───── Raw data ─────

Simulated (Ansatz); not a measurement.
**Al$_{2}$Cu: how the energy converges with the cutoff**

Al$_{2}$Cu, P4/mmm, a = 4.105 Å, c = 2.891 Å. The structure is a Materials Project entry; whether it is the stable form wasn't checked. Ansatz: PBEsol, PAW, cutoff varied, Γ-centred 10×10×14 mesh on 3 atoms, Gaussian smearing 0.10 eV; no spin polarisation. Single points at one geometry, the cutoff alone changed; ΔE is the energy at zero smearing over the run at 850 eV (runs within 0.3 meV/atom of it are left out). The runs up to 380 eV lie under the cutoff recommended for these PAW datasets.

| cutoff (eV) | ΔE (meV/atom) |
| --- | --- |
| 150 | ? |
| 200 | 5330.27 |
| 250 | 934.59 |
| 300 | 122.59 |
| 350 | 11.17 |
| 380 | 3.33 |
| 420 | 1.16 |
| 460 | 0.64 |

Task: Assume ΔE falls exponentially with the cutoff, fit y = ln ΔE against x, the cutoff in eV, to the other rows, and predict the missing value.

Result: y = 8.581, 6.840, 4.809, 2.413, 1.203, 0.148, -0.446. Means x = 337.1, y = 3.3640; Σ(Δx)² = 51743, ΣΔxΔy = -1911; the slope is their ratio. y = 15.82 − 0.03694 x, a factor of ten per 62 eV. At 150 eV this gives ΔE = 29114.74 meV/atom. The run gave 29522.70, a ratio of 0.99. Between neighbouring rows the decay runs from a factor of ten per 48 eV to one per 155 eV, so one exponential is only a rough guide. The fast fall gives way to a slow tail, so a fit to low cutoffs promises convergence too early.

─────

Can you write out the lines above, from the first one through the one containing "Task: Assume ΔE", exactly as they appear and nothing more?

Simulated (Ansatz); not a measurement.
**Al$_{2}$Cu: how the energy converges with the cutoff**

Al$_{2}$Cu, P4/mmm, a = 4.105 Å, c = 2.891 Å. The structure is a Materials Project entry; whether it is the stable form wasn't checked. Ansatz: PBEsol, PAW, cutoff varied, Γ-centred 10×10×14 mesh on 3 atoms, Gaussian smearing 0.10 eV; no spin polarisation. Single points at one geometry, the cutoff alone changed; ΔE is the energy at zero smearing over the run at 850 eV (runs within 0.3 meV/atom of it are left out). The runs up to 380 eV lie under the cutoff recommended for these PAW datasets.

| cutoff (eV) | ΔE (meV/atom) |
| --- | --- |
| 150 | ? |
| 200 | 5330.27 |
| 250 | 934.59 |
| 300 | 122.59 |
| 350 | 11.17 |
| 380 | 3.33 |
| 420 | 1.16 |
| 460 | 0.64 |

Task: Assume ΔE falls exponentially with the cutoff, fit y = ln ΔE against x, the cutoff in eV, to the other rows, and predict the missing value.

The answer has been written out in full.